WORK REQUEST:
Would you write out the whole listing below exactly as given?

RECORD EXTRACTS:
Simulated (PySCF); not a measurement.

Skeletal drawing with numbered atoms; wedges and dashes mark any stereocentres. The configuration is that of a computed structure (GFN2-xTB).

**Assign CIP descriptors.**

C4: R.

YOUR SOLUTION:
Simulated (PySCF); not a measurement.

Skeletal drawing with numbered atoms; wedges and dashes mark any stereocentres. The configuration is that of a computed structure (GFN2-xTB).

**Assign CIP descriptors.**

C4: R.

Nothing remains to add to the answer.